• **Work task**
Copy the first line of the material below and every later line through the line containing "Q: How long", without any other output.

• **Dataset excerpts**
Segment Open
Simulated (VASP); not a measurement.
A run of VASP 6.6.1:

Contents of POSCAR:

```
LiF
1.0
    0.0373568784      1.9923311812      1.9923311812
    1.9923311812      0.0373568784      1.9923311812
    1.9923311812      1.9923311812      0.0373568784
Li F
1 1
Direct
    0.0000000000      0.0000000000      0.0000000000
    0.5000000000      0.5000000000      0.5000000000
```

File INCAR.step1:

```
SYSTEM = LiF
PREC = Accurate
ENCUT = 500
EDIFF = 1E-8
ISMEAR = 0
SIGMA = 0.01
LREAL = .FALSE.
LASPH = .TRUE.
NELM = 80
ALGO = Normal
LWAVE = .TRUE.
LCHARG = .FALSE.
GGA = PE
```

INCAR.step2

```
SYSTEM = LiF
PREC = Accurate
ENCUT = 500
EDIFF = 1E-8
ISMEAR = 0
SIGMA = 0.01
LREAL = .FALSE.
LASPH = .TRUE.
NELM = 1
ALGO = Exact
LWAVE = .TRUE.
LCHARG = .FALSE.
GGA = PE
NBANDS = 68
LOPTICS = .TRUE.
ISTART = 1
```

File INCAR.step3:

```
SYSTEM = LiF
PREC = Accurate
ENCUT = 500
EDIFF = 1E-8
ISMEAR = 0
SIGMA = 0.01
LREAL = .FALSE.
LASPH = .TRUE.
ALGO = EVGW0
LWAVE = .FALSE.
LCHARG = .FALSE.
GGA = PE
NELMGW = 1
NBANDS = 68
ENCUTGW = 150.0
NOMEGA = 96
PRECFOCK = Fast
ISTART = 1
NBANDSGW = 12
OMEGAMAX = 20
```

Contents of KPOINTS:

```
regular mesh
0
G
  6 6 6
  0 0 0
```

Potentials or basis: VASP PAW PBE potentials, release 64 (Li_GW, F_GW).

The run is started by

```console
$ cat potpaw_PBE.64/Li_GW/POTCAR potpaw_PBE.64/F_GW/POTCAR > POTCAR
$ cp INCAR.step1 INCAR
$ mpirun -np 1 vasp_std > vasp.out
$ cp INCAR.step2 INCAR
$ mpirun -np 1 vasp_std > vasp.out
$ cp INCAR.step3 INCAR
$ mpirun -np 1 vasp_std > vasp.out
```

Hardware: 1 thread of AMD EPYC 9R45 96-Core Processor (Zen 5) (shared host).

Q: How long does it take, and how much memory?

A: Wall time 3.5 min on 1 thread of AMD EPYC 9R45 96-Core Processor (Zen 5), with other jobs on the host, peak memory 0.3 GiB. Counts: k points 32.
Segment Closed

• **Task output**
Simulated (VASP); not a measurement.
A run of VASP 6.6.1:

Contents of POSCAR:

```
LiF
1.0
    0.0373568784      1.9923311812      1.9923311812
    1.9923311812      0.0373568784      1.9923311812
    1.9923311812      1.9923311812      0.0373568784
Li F
1 1
Direct
    0.0000000000      0.0000000000      0.0000000000
    0.5000000000      0.5000000000      0.5000000000
```

File INCAR.step1:

```
SYSTEM = LiF
PREC = Accurate
ENCUT = 500
EDIFF = 1E-8
ISMEAR = 0
SIGMA = 0.01
LREAL = .FALSE.
LASPH = .TRUE.
NELM = 80
ALGO = Normal
LWAVE = .TRUE.
LCHARG = .FALSE.
GGA = PE
```

INCAR.step2

```
SYSTEM = LiF
PREC = Accurate
ENCUT = 500
EDIFF = 1E-8
ISMEAR = 0
SIGMA = 0.01
LREAL = .FALSE.
LASPH = .TRUE.
NELM = 1
ALGO = Exact
LWAVE = .TRUE.
LCHARG = .FALSE.
GGA = PE
NBANDS = 68
LOPTICS = .TRUE.
ISTART = 1
```

File INCAR.step3:

```
SYSTEM = LiF
PREC = Accurate
ENCUT = 500
EDIFF = 1E-8
ISMEAR = 0
SIGMA = 0.01
LREAL = .FALSE.
LASPH = .TRUE.
ALGO = EVGW0
LWAVE = .FALSE.
LCHARG = .FALSE.
GGA = PE
NELMGW = 1
NBANDS = 68
ENCUTGW = 150.0
NOMEGA = 96
PRECFOCK = Fast
ISTART = 1
NBANDSGW = 12
OMEGAMAX = 20
```

Contents of KPOINTS:

```
regular mesh
0
G
  6 6 6
  0 0 0
```

Potentials or basis: VASP PAW PBE potentials, release 64 (Li_GW, F_GW).

The run is started by

```console
$ cat potpaw_PBE.64/Li_GW/POTCAR potpaw_PBE.64/F_GW/POTCAR > POTCAR
$ cp INCAR.step1 INCAR
$ mpirun -np 1 vasp_std > vasp.out
$ cp INCAR.step2 INCAR
$ mpirun -np 1 vasp_std > vasp.out
$ cp INCAR.step3 INCAR
$ mpirun -np 1 vasp_std > vasp.out
```

Hardware: 1 thread of AMD EPYC 9R45 96-Core Processor (Zen 5) (shared host).

Q: How long does it take, and how much memory?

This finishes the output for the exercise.